### Information supplied
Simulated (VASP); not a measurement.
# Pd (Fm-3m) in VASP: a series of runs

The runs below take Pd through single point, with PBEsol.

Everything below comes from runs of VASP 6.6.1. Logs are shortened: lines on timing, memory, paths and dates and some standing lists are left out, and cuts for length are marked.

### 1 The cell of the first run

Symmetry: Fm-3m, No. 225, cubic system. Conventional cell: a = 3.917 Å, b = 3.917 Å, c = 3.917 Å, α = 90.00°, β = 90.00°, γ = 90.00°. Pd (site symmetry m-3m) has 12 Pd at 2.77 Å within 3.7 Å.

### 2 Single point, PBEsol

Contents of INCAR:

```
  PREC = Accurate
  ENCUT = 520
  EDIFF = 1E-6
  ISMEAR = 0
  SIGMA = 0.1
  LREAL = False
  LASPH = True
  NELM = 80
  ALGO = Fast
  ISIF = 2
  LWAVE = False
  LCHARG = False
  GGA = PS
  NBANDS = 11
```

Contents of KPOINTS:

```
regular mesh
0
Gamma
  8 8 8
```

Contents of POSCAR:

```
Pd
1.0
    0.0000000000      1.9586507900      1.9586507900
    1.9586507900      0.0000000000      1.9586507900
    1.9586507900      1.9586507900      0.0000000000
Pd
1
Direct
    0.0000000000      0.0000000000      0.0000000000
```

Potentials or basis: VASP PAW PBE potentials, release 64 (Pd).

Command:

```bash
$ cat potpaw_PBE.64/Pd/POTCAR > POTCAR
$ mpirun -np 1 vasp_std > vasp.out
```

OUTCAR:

### Assigned task
Repeat exactly, and only, the run of lines from the start of the material above through the line that holds "The runs below".

### Task output
Simulated (VASP); not a measurement.
# Pd (Fm-3m) in VASP: a series of runs

The runs below take Pd through single point, with PBEsol.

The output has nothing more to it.